* Study material:
Content starts

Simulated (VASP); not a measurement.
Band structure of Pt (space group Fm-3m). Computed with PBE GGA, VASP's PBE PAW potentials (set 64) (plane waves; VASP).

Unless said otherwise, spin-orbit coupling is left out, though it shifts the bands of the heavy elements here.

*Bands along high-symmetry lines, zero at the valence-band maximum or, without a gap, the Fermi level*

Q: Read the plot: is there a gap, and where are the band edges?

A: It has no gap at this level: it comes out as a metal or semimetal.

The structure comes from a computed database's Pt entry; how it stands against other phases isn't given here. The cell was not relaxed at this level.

Content ends

* Assigned task: Restate the material word for word.

* Exercise answer:
Simulated (VASP); not a measurement.
Band structure of Pt (space group Fm-3m). Computed with PBE GGA, VASP's PBE PAW potentials (set 64) (plane waves; VASP).

Unless said otherwise, spin-orbit coupling is left out, though it shifts the bands of the heavy elements here.

*Bands along high-symmetry lines, zero at the valence-band maximum or, without a gap, the Fermi level*

Q: Read the plot: is there a gap, and where are the band edges?

A: It has no gap at this level: it comes out as a metal or semimetal.

The structure comes from a computed database's Pt entry; how it stands against other phases isn't given here. The cell was not relaxed at this level.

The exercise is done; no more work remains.